-- Opening Marker --

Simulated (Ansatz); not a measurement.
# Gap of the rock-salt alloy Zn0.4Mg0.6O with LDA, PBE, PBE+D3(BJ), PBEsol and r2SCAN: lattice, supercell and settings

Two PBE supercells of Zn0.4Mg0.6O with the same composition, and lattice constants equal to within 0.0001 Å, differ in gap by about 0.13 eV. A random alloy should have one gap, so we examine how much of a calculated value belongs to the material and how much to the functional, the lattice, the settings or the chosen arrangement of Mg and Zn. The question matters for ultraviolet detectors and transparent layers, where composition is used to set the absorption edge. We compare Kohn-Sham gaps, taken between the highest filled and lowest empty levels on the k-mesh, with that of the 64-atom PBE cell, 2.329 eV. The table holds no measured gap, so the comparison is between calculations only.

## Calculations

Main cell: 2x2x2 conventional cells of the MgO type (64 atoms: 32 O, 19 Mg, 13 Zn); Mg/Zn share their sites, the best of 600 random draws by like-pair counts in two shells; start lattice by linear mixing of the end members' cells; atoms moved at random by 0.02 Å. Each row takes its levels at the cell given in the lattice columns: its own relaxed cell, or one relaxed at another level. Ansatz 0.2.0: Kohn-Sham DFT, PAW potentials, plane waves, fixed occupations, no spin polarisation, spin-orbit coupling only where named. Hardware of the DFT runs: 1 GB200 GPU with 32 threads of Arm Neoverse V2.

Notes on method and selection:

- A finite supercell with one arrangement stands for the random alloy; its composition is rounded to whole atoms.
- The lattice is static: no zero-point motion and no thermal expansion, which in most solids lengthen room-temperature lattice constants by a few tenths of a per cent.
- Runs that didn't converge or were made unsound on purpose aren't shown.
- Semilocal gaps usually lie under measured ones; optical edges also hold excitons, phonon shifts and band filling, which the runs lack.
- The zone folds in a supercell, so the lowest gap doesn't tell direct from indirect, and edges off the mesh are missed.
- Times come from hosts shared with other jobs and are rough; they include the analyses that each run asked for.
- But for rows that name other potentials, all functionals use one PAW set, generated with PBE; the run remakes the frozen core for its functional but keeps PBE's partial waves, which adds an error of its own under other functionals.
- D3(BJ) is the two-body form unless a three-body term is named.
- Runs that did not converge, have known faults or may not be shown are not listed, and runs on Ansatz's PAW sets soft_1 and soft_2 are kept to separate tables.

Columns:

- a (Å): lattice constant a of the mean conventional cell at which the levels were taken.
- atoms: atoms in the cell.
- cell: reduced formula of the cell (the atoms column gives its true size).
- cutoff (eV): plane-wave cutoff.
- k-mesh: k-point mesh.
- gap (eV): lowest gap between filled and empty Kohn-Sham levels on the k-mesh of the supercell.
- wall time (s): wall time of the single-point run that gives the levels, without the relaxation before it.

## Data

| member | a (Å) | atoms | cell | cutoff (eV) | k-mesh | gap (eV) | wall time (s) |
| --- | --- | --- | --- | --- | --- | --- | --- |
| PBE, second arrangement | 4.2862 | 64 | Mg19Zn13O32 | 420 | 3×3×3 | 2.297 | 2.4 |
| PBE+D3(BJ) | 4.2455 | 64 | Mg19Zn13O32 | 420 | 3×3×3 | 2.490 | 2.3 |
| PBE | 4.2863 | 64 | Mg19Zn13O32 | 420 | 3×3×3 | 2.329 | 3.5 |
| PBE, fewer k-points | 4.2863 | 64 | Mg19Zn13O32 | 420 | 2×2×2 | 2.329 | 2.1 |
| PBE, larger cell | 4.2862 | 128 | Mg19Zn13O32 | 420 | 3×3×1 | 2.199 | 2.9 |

-- Closing Marker --

◆ WORK ORDER ◆
Print the material above verbatim, first line through the line containing "## Calculations", both included.

◆ YOUR RESPONSE ◆
Simulated (Ansatz); not a measurement.
# Gap of the rock-salt alloy Zn0.4Mg0.6O with LDA, PBE, PBE+D3(BJ), PBEsol and r2SCAN: lattice, supercell and settings

Two PBE supercells of Zn0.4Mg0.6O with the same composition, and lattice constants equal to within 0.0001 Å, differ in gap by about 0.13 eV. A random alloy should have one gap, so we examine how much of a calculated value belongs to the material and how much to the functional, the lattice, the settings or the chosen arrangement of Mg and Zn. The question matters for ultraviolet detectors and transparent layers, where composition is used to set the absorption edge. We compare Kohn-Sham gaps, taken between the highest filled and lowest empty levels on the k-mesh, with that of the 64-atom PBE cell, 2.329 eV. The table holds no measured gap, so the comparison is between calculations only.

## Calculations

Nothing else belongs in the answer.